DATASET ENTRIES:
= = = = =

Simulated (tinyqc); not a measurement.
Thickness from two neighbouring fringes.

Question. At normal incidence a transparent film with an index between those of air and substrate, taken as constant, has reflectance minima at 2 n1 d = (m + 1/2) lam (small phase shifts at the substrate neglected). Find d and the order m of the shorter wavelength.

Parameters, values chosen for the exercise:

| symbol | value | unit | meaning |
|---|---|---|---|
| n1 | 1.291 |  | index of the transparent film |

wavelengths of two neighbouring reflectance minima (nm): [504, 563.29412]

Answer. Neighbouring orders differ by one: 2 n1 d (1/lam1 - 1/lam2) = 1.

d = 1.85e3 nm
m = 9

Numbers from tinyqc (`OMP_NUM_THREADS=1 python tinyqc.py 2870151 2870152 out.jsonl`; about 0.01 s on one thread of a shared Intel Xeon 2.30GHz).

= = = = =

Extract the whole listing, character for character.

YOUR RESPONSE:
Simulated (tinyqc); not a measurement.
Thickness from two neighbouring fringes.

Question. At normal incidence a transparent film with an index between those of air and substrate, taken as constant, has reflectance minima at 2 n1 d = (m + 1/2) lam (small phase shifts at the substrate neglected). Find d and the order m of the shorter wavelength.

Parameters, values chosen for the exercise:

| symbol | value | unit | meaning |
|---|---|---|---|
| n1 | 1.291 |  | index of the transparent film |

wavelengths of two neighbouring reflectance minima (nm): [504, 563.29412]

Answer. Neighbouring orders differ by one: 2 n1 d (1/lam1 - 1/lam2) = 1.

d = 1.85e3 nm
m = 9

Numbers from tinyqc (`OMP_NUM_THREADS=1 python tinyqc.py 2870151 2870152 out.jsonl`; about 0.01 s on one thread of a shared Intel Xeon 2.30GHz).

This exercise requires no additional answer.